--- Supplied entries ---
══════════

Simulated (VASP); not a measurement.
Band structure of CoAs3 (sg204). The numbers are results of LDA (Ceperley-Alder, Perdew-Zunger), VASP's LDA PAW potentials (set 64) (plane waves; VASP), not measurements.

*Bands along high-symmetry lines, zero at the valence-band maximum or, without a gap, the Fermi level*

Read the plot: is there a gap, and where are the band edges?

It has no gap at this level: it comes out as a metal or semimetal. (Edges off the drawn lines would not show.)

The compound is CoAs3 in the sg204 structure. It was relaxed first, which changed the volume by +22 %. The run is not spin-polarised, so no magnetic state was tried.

══════════

With the line that has "Read the plot: is" as the first and the line that has "It has no gap" as the last, repeat exactly that run of lines above and no more.

Read the plot: is there a gap, and where are the band edges?

It has no gap at this level: it comes out as a metal or semimetal. (Edges off the drawn lines would not show.)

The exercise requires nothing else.